Work instruction:
Your task is to write out exactly the lines of the listing below, from the first down to the line that holds "Task: How much".

Supplied entries:
◇ ◇ ◇

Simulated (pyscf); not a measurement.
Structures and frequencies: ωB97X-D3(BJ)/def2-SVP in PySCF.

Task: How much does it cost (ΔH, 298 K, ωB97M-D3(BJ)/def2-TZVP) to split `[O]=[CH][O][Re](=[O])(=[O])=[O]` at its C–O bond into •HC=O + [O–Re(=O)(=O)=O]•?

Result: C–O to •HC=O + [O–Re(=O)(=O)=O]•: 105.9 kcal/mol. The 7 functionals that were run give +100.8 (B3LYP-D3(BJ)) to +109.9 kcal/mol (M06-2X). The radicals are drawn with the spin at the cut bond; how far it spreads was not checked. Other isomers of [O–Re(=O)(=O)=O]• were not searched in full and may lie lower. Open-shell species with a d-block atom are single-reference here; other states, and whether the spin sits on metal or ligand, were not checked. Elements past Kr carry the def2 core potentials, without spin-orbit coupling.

◇ ◇ ◇

Response area:
Simulated (pyscf); not a measurement.
Structures and frequencies: ωB97X-D3(BJ)/def2-SVP in PySCF.

Task: How much does it cost (ΔH, 298 K, ωB97M-D3(BJ)/def2-TZVP) to split `[O]=[CH][O][Re](=[O])(=[O])=[O]` at its C–O bond into •HC=O + [O–Re(=O)(=O)=O]•?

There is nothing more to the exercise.